» Requirement: Extract the first line through the line containing "0.31 | 310.57 |" from the listing below, exactly as written.

^^^^

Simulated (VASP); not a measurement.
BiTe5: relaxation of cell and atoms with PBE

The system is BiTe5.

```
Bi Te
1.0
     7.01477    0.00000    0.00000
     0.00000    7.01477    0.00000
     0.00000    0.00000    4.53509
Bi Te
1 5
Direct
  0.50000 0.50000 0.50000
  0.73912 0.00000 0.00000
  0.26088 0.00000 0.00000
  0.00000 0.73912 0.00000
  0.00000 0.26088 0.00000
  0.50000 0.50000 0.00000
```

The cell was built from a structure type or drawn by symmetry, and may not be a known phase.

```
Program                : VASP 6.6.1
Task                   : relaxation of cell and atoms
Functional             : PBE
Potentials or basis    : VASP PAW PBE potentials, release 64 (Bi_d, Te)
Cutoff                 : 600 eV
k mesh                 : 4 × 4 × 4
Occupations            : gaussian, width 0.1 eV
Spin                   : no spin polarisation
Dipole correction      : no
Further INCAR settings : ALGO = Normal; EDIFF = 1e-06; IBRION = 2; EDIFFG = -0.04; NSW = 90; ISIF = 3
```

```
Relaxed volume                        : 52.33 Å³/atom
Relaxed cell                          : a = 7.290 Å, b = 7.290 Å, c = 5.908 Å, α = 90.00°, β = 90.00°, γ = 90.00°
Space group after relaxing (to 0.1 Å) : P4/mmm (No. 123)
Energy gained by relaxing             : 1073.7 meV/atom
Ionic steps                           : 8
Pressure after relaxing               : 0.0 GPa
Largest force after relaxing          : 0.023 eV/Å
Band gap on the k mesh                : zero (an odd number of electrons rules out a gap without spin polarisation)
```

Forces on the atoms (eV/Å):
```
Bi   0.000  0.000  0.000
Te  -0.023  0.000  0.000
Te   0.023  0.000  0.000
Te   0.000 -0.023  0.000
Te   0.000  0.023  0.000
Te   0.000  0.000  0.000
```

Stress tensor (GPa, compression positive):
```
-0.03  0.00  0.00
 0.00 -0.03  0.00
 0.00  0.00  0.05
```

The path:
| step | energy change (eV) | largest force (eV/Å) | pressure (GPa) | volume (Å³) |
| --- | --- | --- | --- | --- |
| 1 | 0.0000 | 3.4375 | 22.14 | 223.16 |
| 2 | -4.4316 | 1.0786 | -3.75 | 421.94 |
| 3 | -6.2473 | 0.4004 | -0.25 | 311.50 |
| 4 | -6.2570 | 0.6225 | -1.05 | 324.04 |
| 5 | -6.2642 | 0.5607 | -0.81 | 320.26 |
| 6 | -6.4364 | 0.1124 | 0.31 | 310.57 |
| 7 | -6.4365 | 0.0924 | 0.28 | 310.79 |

^^^^

» Exercise answer:
Simulated (VASP); not a measurement.
BiTe5: relaxation of cell and atoms with PBE

The system is BiTe5.

```
Bi Te
1.0
     7.01477    0.00000    0.00000
     0.00000    7.01477    0.00000
     0.00000    0.00000    4.53509
Bi Te
1 5
Direct
  0.50000 0.50000 0.50000
  0.73912 0.00000 0.00000
  0.26088 0.00000 0.00000
  0.00000 0.73912 0.00000
  0.00000 0.26088 0.00000
  0.50000 0.50000 0.00000
```

The cell was built from a structure type or drawn by symmetry, and may not be a known phase.

```
Program                : VASP 6.6.1
Task                   : relaxation of cell and atoms
Functional             : PBE
Potentials or basis    : VASP PAW PBE potentials, release 64 (Bi_d, Te)
Cutoff                 : 600 eV
k mesh                 : 4 × 4 × 4
Occupations            : gaussian, width 0.1 eV
Spin                   : no spin polarisation
Dipole correction      : no
Further INCAR settings : ALGO = Normal; EDIFF = 1e-06; IBRION = 2; EDIFFG = -0.04; NSW = 90; ISIF = 3
```

```
Relaxed volume                        : 52.33 Å³/atom
Relaxed cell                          : a = 7.290 Å, b = 7.290 Å, c = 5.908 Å, α = 90.00°, β = 90.00°, γ = 90.00°
Space group after relaxing (to 0.1 Å) : P4/mmm (No. 123)
Energy gained by relaxing             : 1073.7 meV/atom
Ionic steps                           : 8
Pressure after relaxing               : 0.0 GPa
Largest force after relaxing          : 0.023 eV/Å
Band gap on the k mesh                : zero (an odd number of electrons rules out a gap without spin polarisation)
```

Forces on the atoms (eV/Å):
```
Bi   0.000  0.000  0.000
Te  -0.023  0.000  0.000
Te   0.023  0.000  0.000
Te   0.000 -0.023  0.000
Te   0.000  0.023  0.000
Te   0.000  0.000  0.000
```

Stress tensor (GPa, compression positive):
```
-0.03  0.00  0.00
 0.00 -0.03  0.00
 0.00  0.00  0.05
```

The path:
| step | energy change (eV) | largest force (eV/Å) | pressure (GPa) | volume (Å³) |
| --- | --- | --- | --- | --- |
| 1 | 0.0000 | 3.4375 | 22.14 | 223.16 |
| 2 | -4.4316 | 1.0786 | -3.75 | 421.94 |
| 3 | -6.2473 | 0.4004 | -0.25 | 311.50 |
| 4 | -6.2570 | 0.6225 | -1.05 | 324.04 |
| 5 | -6.2642 | 0.5607 | -0.81 | 320.26 |
| 6 | -6.4364 | 0.1124 | 0.31 | 310.57 |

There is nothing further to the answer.